● Provided information
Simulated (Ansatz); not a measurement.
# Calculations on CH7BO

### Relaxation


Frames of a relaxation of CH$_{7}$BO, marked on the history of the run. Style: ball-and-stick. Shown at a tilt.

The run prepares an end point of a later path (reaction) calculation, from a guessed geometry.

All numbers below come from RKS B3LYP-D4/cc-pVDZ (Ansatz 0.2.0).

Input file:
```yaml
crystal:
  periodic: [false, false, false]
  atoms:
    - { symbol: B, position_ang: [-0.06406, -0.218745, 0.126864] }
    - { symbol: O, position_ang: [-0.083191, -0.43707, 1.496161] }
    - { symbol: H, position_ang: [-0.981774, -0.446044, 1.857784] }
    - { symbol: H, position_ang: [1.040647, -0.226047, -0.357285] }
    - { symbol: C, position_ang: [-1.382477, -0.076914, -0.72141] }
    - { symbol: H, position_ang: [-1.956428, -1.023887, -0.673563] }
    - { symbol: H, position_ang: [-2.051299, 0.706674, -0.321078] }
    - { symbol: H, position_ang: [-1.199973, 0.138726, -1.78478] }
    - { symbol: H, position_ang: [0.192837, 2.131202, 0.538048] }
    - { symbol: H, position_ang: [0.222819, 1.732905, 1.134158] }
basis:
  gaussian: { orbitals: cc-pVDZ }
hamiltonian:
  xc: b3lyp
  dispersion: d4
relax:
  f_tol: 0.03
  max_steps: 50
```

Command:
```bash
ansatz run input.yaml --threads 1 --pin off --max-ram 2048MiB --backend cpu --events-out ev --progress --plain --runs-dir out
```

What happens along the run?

● Requirement
Extract the lines above, from the first one through the one containing "All numbers below", and return only those, unchanged.

● Task answer
Simulated (Ansatz); not a measurement.
# Calculations on CH7BO

### Relaxation


Frames of a relaxation of CH$_{7}$BO, marked on the history of the run. Style: ball-and-stick. Shown at a tilt.

The run prepares an end point of a later path (reaction) calculation, from a guessed geometry.

All numbers below come from RKS B3LYP-D4/cc-pVDZ (Ansatz 0.2.0).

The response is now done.